Action item - Give again, unaltered, the lines of the listing below that run from the line having "- magnetic moment" through the line having "It cost roughly 12 core-minutes of CPU time.".

Stored data -
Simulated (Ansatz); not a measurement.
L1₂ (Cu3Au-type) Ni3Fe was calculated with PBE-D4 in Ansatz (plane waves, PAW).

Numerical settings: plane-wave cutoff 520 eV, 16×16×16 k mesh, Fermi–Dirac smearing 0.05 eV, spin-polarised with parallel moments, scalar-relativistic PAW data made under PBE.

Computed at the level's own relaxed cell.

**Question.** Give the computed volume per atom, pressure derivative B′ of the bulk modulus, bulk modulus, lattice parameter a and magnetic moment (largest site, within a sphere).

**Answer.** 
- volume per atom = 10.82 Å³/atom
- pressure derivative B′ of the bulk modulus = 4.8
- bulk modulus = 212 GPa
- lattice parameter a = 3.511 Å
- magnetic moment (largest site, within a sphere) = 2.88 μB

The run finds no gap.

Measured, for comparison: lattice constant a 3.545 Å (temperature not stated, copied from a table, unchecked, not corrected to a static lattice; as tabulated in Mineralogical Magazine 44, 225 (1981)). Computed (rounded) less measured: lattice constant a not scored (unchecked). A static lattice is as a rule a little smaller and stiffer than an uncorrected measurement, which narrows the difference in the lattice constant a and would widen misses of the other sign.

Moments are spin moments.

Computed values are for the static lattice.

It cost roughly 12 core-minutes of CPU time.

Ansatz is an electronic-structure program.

Worked solution -
- magnetic moment (largest site, within a sphere) = 2.88 μB

The run finds no gap.

Measured, for comparison: lattice constant a 3.545 Å (temperature not stated, copied from a table, unchecked, not corrected to a static lattice; as tabulated in Mineralogical Magazine 44, 225 (1981)). Computed (rounded) less measured: lattice constant a not scored (unchecked). A static lattice is as a rule a little smaller and stiffer than an uncorrected measurement, which narrows the difference in the lattice constant a and would widen misses of the other sign.

Moments are spin moments.

Computed values are for the static lattice.

It cost roughly 12 core-minutes of CPU time.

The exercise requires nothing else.